Brief: Among the entries below, take the line with "# LiSe₃: settings compared (Ansatz)" and the line with "Origin of the", and output them and every line between them exactly, with nothing else.

Supplied records:
☆ ☆ ☆ ☆ ☆ ☆ ☆
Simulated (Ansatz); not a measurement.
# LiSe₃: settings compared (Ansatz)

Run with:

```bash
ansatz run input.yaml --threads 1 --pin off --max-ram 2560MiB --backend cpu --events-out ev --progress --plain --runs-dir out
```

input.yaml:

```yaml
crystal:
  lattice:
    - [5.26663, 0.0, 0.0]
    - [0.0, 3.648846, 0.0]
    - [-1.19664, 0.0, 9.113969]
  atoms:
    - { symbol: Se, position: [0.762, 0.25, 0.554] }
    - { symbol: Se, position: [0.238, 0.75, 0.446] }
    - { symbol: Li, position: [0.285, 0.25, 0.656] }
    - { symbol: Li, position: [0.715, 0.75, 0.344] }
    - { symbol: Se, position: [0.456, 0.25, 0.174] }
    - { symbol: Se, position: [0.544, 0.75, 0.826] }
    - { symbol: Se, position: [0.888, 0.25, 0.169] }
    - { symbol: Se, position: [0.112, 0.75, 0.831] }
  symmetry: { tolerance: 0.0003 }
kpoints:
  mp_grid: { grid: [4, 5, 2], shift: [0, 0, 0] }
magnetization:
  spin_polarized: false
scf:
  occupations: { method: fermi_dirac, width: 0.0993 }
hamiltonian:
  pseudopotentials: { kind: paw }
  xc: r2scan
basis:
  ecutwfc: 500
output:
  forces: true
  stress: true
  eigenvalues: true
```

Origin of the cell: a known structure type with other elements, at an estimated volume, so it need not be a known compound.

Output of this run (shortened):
☆ ☆ ☆ ☆ ☆ ☆ ☆

Problem solution:
# LiSe₃: settings compared (Ansatz)

Run with:

```bash
ansatz run input.yaml --threads 1 --pin off --max-ram 2560MiB --backend cpu --events-out ev --progress --plain --runs-dir out
```

input.yaml:

```yaml
crystal:
  lattice:
    - [5.26663, 0.0, 0.0]
    - [0.0, 3.648846, 0.0]
    - [-1.19664, 0.0, 9.113969]
  atoms:
    - { symbol: Se, position: [0.762, 0.25, 0.554] }
    - { symbol: Se, position: [0.238, 0.75, 0.446] }
    - { symbol: Li, position: [0.285, 0.25, 0.656] }
    - { symbol: Li, position: [0.715, 0.75, 0.344] }
    - { symbol: Se, position: [0.456, 0.25, 0.174] }
    - { symbol: Se, position: [0.544, 0.75, 0.826] }
    - { symbol: Se, position: [0.888, 0.25, 0.169] }
    - { symbol: Se, position: [0.112, 0.75, 0.831] }
  symmetry: { tolerance: 0.0003 }
kpoints:
  mp_grid: { grid: [4, 5, 2], shift: [0, 0, 0] }
magnetization:
  spin_polarized: false
scf:
  occupations: { method: fermi_dirac, width: 0.0993 }
hamiltonian:
  pseudopotentials: { kind: paw }
  xc: r2scan
basis:
  ecutwfc: 500
output:
  forces: true
  stress: true
  eigenvalues: true
```

Origin of the cell: a known structure type with other elements, at an estimated volume, so it need not be a known compound.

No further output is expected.